DATA SECTION:
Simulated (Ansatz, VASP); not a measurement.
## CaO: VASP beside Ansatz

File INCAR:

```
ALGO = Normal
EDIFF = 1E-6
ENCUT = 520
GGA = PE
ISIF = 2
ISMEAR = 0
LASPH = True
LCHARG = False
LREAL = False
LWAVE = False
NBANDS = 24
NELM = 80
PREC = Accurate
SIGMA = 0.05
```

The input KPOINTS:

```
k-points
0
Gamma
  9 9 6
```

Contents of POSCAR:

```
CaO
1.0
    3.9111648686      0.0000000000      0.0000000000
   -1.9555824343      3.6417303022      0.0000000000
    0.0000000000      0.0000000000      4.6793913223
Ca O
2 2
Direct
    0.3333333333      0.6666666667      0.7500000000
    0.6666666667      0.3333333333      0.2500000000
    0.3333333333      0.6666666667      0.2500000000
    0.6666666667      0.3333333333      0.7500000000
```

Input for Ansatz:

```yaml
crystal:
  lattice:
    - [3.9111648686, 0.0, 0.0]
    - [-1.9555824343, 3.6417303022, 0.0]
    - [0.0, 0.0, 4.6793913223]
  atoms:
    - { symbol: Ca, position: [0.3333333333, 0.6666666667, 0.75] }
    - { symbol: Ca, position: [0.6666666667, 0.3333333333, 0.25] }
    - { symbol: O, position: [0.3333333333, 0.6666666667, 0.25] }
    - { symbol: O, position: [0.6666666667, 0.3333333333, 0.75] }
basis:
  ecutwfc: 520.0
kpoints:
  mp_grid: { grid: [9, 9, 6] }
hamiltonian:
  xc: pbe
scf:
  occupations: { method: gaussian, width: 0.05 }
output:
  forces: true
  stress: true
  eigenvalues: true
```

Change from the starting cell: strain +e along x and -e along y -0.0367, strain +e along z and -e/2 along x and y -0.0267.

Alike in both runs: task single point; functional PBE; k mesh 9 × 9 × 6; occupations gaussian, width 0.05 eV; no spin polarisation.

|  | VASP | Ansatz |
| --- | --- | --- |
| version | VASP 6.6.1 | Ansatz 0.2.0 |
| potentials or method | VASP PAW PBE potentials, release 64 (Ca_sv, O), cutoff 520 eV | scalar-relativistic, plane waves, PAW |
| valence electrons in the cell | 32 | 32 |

REQUIREMENT: Reproduce verbatim the lines above, from the line with "Alike in both" through the line with "waves, PAW |".

EXERCISE RESPONSE:
Alike in both runs: task single point; functional PBE; k mesh 9 × 9 × 6; occupations gaussian, width 0.05 eV; no spin polarisation.

|  | VASP | Ansatz |
| --- | --- | --- |
| version | VASP 6.6.1 | Ansatz 0.2.0 |
| potentials or method | VASP PAW PBE potentials, release 64 (Ca_sv, O), cutoff 520 eV | scalar-relativistic, plane waves, PAW |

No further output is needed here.